Would you copy the material below word for word, beginning with its first line and ending with the line that contains "Wanted: self-consistent phonon"?

□ □ □ □

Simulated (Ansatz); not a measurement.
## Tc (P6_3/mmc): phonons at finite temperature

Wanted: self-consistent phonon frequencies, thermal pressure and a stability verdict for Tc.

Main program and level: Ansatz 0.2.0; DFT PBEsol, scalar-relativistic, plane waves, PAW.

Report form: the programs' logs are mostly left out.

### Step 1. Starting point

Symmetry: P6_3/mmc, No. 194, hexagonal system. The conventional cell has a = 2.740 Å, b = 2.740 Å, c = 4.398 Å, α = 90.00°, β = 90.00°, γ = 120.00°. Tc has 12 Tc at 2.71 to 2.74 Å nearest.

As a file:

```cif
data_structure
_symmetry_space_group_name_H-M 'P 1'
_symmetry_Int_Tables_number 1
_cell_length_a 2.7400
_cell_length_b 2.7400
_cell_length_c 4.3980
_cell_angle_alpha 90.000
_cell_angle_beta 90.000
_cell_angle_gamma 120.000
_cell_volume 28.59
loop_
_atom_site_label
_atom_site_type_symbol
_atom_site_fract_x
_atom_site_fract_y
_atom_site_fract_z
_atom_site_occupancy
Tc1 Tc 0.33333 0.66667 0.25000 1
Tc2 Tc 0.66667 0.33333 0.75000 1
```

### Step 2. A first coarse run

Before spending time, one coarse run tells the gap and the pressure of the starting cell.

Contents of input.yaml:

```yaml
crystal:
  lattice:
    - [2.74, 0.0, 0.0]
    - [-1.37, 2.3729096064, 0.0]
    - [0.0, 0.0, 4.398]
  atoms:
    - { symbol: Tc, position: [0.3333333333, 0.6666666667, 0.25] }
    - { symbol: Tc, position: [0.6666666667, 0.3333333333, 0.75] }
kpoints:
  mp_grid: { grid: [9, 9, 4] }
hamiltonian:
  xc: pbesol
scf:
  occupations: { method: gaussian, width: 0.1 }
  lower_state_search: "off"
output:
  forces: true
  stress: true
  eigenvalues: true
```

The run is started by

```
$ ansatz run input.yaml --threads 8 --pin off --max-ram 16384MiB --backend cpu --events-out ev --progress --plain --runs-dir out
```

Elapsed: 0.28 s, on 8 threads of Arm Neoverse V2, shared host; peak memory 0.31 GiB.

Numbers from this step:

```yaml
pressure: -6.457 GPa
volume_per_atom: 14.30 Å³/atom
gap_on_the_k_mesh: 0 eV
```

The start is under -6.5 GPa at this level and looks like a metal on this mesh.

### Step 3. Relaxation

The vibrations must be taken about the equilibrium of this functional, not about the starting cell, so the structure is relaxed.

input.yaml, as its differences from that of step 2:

□ □ □ □

▸ **Answer box**:
Simulated (Ansatz); not a measurement.
## Tc (P6_3/mmc): phonons at finite temperature

Wanted: self-consistent phonon frequencies, thermal pressure and a stability verdict for Tc.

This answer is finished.